/---

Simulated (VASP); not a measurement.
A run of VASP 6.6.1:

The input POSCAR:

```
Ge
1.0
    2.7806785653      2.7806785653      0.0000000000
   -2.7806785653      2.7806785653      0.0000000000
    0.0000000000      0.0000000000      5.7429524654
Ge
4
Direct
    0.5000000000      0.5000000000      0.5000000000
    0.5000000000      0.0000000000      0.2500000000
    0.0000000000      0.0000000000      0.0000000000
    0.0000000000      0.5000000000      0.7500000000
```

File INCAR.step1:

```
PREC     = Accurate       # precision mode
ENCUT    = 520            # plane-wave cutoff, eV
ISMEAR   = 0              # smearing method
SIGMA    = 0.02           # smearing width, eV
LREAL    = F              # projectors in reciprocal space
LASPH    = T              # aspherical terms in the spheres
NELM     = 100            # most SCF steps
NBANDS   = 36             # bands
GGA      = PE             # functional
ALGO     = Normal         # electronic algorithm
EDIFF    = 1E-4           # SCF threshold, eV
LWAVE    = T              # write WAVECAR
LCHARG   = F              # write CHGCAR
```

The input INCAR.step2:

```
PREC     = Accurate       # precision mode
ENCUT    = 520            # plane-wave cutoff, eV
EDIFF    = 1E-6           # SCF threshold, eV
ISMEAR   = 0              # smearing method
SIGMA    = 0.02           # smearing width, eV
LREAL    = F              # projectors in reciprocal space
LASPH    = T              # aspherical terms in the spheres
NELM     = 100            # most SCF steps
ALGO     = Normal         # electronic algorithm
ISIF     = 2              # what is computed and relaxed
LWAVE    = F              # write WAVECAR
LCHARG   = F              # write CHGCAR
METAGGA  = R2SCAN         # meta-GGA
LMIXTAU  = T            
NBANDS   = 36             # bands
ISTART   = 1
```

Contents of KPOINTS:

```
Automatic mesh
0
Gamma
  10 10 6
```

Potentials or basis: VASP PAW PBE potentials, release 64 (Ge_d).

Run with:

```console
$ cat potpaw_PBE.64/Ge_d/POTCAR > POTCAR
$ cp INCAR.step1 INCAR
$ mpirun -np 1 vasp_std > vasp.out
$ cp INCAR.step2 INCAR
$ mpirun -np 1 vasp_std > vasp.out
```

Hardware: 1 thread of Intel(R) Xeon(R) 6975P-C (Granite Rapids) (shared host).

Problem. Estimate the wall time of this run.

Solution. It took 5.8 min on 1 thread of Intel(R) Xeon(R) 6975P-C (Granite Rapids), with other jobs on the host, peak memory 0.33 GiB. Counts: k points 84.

\---

**WORK TASK**
Word for word, reproduce the listing above from its start up to and including the line that has "Problem. Estimate the wall time of this run.". Give only those lines.

**RESPONSE**
Simulated (VASP); not a measurement.
A run of VASP 6.6.1:

The input POSCAR:

```
Ge
1.0
    2.7806785653      2.7806785653      0.0000000000
   -2.7806785653      2.7806785653      0.0000000000
    0.0000000000      0.0000000000      5.7429524654
Ge
4
Direct
    0.5000000000      0.5000000000      0.5000000000
    0.5000000000      0.0000000000      0.2500000000
    0.0000000000      0.0000000000      0.0000000000
    0.0000000000      0.5000000000      0.7500000000
```

File INCAR.step1:

```
PREC     = Accurate       # precision mode
ENCUT    = 520            # plane-wave cutoff, eV
ISMEAR   = 0              # smearing method
SIGMA    = 0.02           # smearing width, eV
LREAL    = F              # projectors in reciprocal space
LASPH    = T              # aspherical terms in the spheres
NELM     = 100            # most SCF steps
NBANDS   = 36             # bands
GGA      = PE             # functional
ALGO     = Normal         # electronic algorithm
EDIFF    = 1E-4           # SCF threshold, eV
LWAVE    = T              # write WAVECAR
LCHARG   = F              # write CHGCAR
```

The input INCAR.step2:

```
PREC     = Accurate       # precision mode
ENCUT    = 520            # plane-wave cutoff, eV
EDIFF    = 1E-6           # SCF threshold, eV
ISMEAR   = 0              # smearing method
SIGMA    = 0.02           # smearing width, eV
LREAL    = F              # projectors in reciprocal space
LASPH    = T              # aspherical terms in the spheres
NELM     = 100            # most SCF steps
ALGO     = Normal         # electronic algorithm
ISIF     = 2              # what is computed and relaxed
LWAVE    = F              # write WAVECAR
LCHARG   = F              # write CHGCAR
METAGGA  = R2SCAN         # meta-GGA
LMIXTAU  = T            
NBANDS   = 36             # bands
ISTART   = 1
```

Contents of KPOINTS:

```
Automatic mesh
0
Gamma
  10 10 6
```

Potentials or basis: VASP PAW PBE potentials, release 64 (Ge_d).

Run with:

```console
$ cat potpaw_PBE.64/Ge_d/POTCAR > POTCAR
$ cp INCAR.step1 INCAR
$ mpirun -np 1 vasp_std > vasp.out
$ cp INCAR.step2 INCAR
$ mpirun -np 1 vasp_std > vasp.out
```

Hardware: 1 thread of Intel(R) Xeon(R) 6975P-C (Granite Rapids) (shared host).

Problem. Estimate the wall time of this run.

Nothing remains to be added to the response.